## Exercise
Take the records underneath and set them down exactly.

## Supplied data

%%

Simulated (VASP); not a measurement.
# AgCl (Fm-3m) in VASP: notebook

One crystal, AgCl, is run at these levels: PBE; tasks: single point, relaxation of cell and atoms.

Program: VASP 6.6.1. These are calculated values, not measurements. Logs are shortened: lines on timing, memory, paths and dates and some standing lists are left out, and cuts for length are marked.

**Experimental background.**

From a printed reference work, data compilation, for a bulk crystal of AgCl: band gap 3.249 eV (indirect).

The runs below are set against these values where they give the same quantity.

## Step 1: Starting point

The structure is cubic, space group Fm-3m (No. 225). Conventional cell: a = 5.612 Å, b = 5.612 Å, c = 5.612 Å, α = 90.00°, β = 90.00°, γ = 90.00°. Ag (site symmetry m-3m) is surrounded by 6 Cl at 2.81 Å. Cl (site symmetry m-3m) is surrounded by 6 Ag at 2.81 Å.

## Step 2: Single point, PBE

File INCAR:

%%

## Answer box
Simulated (VASP); not a measurement.
# AgCl (Fm-3m) in VASP: notebook

One crystal, AgCl, is run at these levels: PBE; tasks: single point, relaxation of cell and atoms.

Program: VASP 6.6.1. These are calculated values, not measurements. Logs are shortened: lines on timing, memory, paths and dates and some standing lists are left out, and cuts for length are marked.

**Experimental background.**

From a printed reference work, data compilation, for a bulk crystal of AgCl: band gap 3.249 eV (indirect).

The runs below are set against these values where they give the same quantity.

## Step 1: Starting point

The structure is cubic, space group Fm-3m (No. 225). Conventional cell: a = 5.612 Å, b = 5.612 Å, c = 5.612 Å, α = 90.00°, β = 90.00°, γ = 90.00°. Ag (site symmetry m-3m) is surrounded by 6 Cl at 2.81 Å. Cl (site symmetry m-3m) is surrounded by 6 Ag at 2.81 Å.

## Step 2: Single point, PBE

File INCAR:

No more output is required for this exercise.